SUPPLIED MATERIAL Start Marker

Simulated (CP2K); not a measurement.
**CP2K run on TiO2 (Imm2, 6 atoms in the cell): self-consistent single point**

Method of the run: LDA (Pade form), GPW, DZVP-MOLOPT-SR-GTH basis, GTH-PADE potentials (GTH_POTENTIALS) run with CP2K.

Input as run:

SUPPLIED MATERIAL End Marker

| WORK REQUEST |
Quote every line of the records above, from the first down to the one holding "Method of the", exactly as written.

| WRITTEN REPLY |
Simulated (CP2K); not a measurement.
**CP2K run on TiO2 (Imm2, 6 atoms in the cell): self-consistent single point**

Method of the run: LDA (Pade form), GPW, DZVP-MOLOPT-SR-GTH basis, GTH-PADE potentials (GTH_POTENTIALS) run with CP2K.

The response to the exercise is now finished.